# Work item
Retype, without any change, the first line of the records and every line after it through the one containing "C1; H8 on C4)".

# Input data
Segment Open

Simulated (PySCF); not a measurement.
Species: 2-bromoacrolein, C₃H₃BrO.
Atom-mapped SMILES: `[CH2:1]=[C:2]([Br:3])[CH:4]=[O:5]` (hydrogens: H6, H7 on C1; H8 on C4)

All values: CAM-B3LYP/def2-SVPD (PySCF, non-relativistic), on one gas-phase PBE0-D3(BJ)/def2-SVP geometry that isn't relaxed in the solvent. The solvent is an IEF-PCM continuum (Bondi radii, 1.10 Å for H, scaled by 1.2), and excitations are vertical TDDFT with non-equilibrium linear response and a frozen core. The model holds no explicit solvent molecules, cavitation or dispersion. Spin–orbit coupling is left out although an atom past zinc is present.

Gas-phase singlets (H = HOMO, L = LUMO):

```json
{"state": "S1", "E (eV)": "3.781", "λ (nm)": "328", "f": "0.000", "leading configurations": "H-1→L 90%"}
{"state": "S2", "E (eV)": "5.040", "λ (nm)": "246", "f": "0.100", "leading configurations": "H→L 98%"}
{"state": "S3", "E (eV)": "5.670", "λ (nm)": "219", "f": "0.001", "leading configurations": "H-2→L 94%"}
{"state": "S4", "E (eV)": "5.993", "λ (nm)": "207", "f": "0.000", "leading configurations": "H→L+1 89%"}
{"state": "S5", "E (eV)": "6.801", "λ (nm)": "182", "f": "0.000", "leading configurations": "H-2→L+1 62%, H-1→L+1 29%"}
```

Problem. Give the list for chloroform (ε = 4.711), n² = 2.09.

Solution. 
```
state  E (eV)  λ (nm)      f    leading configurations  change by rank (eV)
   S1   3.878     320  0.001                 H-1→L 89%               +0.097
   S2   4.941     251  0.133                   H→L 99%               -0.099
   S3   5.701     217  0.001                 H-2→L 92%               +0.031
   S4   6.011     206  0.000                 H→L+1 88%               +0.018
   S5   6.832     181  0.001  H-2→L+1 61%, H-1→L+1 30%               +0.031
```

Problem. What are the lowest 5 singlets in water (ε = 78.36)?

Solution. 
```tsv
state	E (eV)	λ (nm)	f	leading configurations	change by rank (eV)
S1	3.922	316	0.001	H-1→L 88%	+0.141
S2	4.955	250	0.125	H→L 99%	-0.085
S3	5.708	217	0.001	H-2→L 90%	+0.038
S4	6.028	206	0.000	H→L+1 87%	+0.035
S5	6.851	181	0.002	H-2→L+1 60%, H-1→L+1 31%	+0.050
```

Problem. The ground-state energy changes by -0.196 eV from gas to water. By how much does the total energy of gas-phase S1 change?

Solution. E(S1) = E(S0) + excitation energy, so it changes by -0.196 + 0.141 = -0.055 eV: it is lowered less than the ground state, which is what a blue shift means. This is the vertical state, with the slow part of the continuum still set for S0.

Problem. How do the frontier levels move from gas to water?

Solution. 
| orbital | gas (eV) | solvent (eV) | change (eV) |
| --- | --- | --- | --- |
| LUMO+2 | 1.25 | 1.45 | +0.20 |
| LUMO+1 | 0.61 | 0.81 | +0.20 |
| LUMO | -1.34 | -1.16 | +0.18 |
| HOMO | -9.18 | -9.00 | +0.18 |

Segment Closed

# Response box
Simulated (PySCF); not a measurement.
Species: 2-bromoacrolein, C₃H₃BrO.
Atom-mapped SMILES: `[CH2:1]=[C:2]([Br:3])[CH:4]=[O:5]` (hydrogens: H6, H7 on C1; H8 on C4)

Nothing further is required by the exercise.